• **Assigned task**
What you return must match the records exactly.

• **Dataset content**
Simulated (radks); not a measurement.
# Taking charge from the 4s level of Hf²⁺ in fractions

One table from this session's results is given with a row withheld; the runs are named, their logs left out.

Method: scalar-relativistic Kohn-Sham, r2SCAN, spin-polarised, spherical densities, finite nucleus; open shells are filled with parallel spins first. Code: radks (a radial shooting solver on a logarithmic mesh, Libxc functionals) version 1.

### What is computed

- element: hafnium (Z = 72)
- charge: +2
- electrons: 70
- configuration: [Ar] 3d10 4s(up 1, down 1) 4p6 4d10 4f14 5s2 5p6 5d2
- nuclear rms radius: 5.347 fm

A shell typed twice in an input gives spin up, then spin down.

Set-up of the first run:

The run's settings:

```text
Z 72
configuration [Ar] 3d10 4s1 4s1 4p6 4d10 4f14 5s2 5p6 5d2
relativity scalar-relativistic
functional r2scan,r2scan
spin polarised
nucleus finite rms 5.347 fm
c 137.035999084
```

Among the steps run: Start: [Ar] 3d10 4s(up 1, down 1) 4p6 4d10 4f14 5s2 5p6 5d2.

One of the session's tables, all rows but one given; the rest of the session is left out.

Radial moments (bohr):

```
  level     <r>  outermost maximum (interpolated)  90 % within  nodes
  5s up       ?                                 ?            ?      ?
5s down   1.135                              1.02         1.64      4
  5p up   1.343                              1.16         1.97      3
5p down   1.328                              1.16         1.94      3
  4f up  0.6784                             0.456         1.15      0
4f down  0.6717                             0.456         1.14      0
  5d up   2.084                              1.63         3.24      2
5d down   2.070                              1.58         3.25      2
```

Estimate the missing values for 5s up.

• **Solution**
Simulated (radks); not a measurement.
# Taking charge from the 4s level of Hf²⁺ in fractions

One table from this session's results is given with a row withheld; the runs are named, their logs left out.

Method: scalar-relativistic Kohn-Sham, r2SCAN, spin-polarised, spherical densities, finite nucleus; open shells are filled with parallel spins first. Code: radks (a radial shooting solver on a logarithmic mesh, Libxc functionals) version 1.

### What is computed

- element: hafnium (Z = 72)
- charge: +2
- electrons: 70
- configuration: [Ar] 3d10 4s(up 1, down 1) 4p6 4d10 4f14 5s2 5p6 5d2
- nuclear rms radius: 5.347 fm

A shell typed twice in an input gives spin up, then spin down.

Set-up of the first run:

The run's settings:

```text
Z 72
configuration [Ar] 3d10 4s1 4s1 4p6 4d10 4f14 5s2 5p6 5d2
relativity scalar-relativistic
functional r2scan,r2scan
spin polarised
nucleus finite rms 5.347 fm
c 137.035999084
```

Among the steps run: Start: [Ar] 3d10 4s(up 1, down 1) 4p6 4d10 4f14 5s2 5p6 5d2.

One of the session's tables, all rows but one given; the rest of the session is left out.

Radial moments (bohr):

```
  level     <r>  outermost maximum (interpolated)  90 % within  nodes
  5s up       ?                                 ?            ?      ?
5s down   1.135                              1.02         1.64      4
  5p up   1.343                              1.16         1.97      3
5p down   1.328                              1.16         1.94      3
  4f up  0.6784                             0.456         1.15      0
4f down  0.6717                             0.456         1.14      0
  5d up   2.084                              1.63         3.24      2
5d down   2.070                              1.58         3.25      2
```

Estimate the missing values for 5s up.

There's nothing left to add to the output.